=-=-=-=-=
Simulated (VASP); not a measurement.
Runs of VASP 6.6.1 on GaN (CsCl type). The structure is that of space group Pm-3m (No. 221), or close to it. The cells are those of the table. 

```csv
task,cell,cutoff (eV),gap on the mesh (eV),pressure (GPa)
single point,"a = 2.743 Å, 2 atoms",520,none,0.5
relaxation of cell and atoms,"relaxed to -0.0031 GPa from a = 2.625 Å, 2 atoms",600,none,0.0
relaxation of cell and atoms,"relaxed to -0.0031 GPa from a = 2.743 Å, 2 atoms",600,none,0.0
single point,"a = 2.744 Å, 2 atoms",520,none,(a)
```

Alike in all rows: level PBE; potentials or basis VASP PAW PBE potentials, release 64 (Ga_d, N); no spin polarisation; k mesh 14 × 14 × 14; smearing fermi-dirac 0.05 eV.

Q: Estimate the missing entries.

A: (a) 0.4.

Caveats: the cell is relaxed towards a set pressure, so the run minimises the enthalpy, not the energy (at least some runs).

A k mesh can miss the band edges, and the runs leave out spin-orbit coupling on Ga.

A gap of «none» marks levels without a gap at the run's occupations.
=-=-=-=-=

→ Work instruction
Please transcribe the data above without changes, from its first line to its "A k mesh can" line, and leave out anything past that.

→ Answer box
Simulated (VASP); not a measurement.
Runs of VASP 6.6.1 on GaN (CsCl type). The structure is that of space group Pm-3m (No. 221), or close to it. The cells are those of the table. 

```csv
task,cell,cutoff (eV),gap on the mesh (eV),pressure (GPa)
single point,"a = 2.743 Å, 2 atoms",520,none,0.5
relaxation of cell and atoms,"relaxed to -0.0031 GPa from a = 2.625 Å, 2 atoms",600,none,0.0
relaxation of cell and atoms,"relaxed to -0.0031 GPa from a = 2.743 Å, 2 atoms",600,none,0.0
single point,"a = 2.744 Å, 2 atoms",520,none,(a)
```

Alike in all rows: level PBE; potentials or basis VASP PAW PBE potentials, release 64 (Ga_d, N); no spin polarisation; k mesh 14 × 14 × 14; smearing fermi-dirac 0.05 eV.

Q: Estimate the missing entries.

A: (a) 0.4.

Caveats: the cell is relaxed towards a set pressure, so the run minimises the enthalpy, not the energy (at least some runs).

A k mesh can miss the band edges, and the runs leave out spin-orbit coupling on Ga.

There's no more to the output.